- [Dataset]
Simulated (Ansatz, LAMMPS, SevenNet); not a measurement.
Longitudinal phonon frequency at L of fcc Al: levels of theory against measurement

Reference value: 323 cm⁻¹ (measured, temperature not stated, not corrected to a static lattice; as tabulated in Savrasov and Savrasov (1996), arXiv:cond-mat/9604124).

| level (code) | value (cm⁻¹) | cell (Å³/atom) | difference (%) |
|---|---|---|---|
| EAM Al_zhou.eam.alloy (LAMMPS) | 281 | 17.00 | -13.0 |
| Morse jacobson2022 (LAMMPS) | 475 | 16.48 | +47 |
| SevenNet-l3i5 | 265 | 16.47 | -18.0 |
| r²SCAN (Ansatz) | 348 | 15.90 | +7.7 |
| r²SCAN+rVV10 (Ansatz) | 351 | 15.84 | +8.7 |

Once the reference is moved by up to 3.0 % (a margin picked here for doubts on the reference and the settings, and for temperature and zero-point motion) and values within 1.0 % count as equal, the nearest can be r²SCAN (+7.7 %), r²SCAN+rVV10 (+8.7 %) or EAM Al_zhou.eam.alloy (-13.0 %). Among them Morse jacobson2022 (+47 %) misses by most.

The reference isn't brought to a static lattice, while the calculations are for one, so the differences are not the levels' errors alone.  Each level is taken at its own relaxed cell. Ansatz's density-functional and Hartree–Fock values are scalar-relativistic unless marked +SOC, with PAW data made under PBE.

- [Brief] Up to and including the line with "Once the reference", transcribe the entries above exactly, starting from their first line.

- [Task answer]
Simulated (Ansatz, LAMMPS, SevenNet); not a measurement.
Longitudinal phonon frequency at L of fcc Al: levels of theory against measurement

Reference value: 323 cm⁻¹ (measured, temperature not stated, not corrected to a static lattice; as tabulated in Savrasov and Savrasov (1996), arXiv:cond-mat/9604124).

| level (code) | value (cm⁻¹) | cell (Å³/atom) | difference (%) |
|---|---|---|---|
| EAM Al_zhou.eam.alloy (LAMMPS) | 281 | 17.00 | -13.0 |
| Morse jacobson2022 (LAMMPS) | 475 | 16.48 | +47 |
| SevenNet-l3i5 | 265 | 16.47 | -18.0 |
| r²SCAN (Ansatz) | 348 | 15.90 | +7.7 |
| r²SCAN+rVV10 (Ansatz) | 351 | 15.84 | +8.7 |

Once the reference is moved by up to 3.0 % (a margin picked here for doubts on the reference and the settings, and for temperature and zero-point motion) and values within 1.0 % count as equal, the nearest can be r²SCAN (+7.7 %), r²SCAN+rVV10 (+8.7 %) or EAM Al_zhou.eam.alloy (-13.0 %). Among them Morse jacobson2022 (+47 %) misses by most.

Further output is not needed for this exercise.